=== Section Start ===

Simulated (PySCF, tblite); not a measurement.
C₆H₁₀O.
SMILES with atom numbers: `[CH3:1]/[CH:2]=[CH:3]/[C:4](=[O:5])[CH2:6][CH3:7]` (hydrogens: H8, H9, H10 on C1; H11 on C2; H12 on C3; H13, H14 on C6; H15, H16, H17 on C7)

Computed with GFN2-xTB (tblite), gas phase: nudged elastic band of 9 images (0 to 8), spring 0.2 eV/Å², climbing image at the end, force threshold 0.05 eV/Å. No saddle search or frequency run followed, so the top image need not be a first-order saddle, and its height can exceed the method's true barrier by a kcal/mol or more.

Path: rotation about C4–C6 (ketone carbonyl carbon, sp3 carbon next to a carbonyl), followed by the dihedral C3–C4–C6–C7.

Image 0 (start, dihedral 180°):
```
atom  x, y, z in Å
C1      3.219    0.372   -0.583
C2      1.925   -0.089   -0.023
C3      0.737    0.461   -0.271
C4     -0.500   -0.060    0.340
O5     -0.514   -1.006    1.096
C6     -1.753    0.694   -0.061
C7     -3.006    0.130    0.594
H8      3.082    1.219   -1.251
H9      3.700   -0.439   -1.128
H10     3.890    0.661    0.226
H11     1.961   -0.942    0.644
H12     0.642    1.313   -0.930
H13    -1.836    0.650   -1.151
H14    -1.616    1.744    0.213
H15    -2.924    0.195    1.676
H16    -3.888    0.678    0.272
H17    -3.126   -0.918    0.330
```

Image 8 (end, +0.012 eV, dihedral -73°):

=== Section End ===

#### [Action item]
Transcribe the entries above exactly.

#### [Reply]
Simulated (PySCF, tblite); not a measurement.
C₆H₁₀O.
SMILES with atom numbers: `[CH3:1]/[CH:2]=[CH:3]/[C:4](=[O:5])[CH2:6][CH3:7]` (hydrogens: H8, H9, H10 on C1; H11 on C2; H12 on C3; H13, H14 on C6; H15, H16, H17 on C7)

Computed with GFN2-xTB (tblite), gas phase: nudged elastic band of 9 images (0 to 8), spring 0.2 eV/Å², climbing image at the end, force threshold 0.05 eV/Å. No saddle search or frequency run followed, so the top image need not be a first-order saddle, and its height can exceed the method's true barrier by a kcal/mol or more.

Path: rotation about C4–C6 (ketone carbonyl carbon, sp3 carbon next to a carbonyl), followed by the dihedral C3–C4–C6–C7.

Image 0 (start, dihedral 180°):
```
atom  x, y, z in Å
C1      3.219    0.372   -0.583
C2      1.925   -0.089   -0.023
C3      0.737    0.461   -0.271
C4     -0.500   -0.060    0.340
O5     -0.514   -1.006    1.096
C6     -1.753    0.694   -0.061
C7     -3.006    0.130    0.594
H8      3.082    1.219   -1.251
H9      3.700   -0.439   -1.128
H10     3.890    0.661    0.226
H11     1.961   -0.942    0.644
H12     0.642    1.313   -0.930
H13    -1.836    0.650   -1.151
H14    -1.616    1.744    0.213
H15    -2.924    0.195    1.676
H16    -3.888    0.678    0.272
H17    -3.126   -0.918    0.330
```

Image 8 (end, +0.012 eV, dihedral -73°):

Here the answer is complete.